» **Action item**:
Return the data below in full. Keep each character unchanged.

(Given data)

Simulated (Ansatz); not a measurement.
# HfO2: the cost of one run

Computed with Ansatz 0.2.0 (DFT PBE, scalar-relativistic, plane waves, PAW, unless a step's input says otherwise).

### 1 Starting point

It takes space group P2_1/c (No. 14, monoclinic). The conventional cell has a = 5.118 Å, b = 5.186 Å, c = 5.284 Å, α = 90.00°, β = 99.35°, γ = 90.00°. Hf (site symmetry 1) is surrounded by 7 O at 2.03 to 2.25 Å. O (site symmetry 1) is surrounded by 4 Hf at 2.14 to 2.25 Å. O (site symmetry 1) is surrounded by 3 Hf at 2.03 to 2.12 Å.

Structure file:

(End Given data)

» **Result**:
Simulated (Ansatz); not a measurement.
# HfO2: the cost of one run

Computed with Ansatz 0.2.0 (DFT PBE, scalar-relativistic, plane waves, PAW, unless a step's input says otherwise).

### 1 Starting point

It takes space group P2_1/c (No. 14, monoclinic). The conventional cell has a = 5.118 Å, b = 5.186 Å, c = 5.284 Å, α = 90.00°, β = 99.35°, γ = 90.00°. Hf (site symmetry 1) is surrounded by 7 O at 2.03 to 2.25 Å. O (site symmetry 1) is surrounded by 4 Hf at 2.14 to 2.25 Å. O (site symmetry 1) is surrounded by 3 Hf at 2.03 to 2.12 Å.

Structure file:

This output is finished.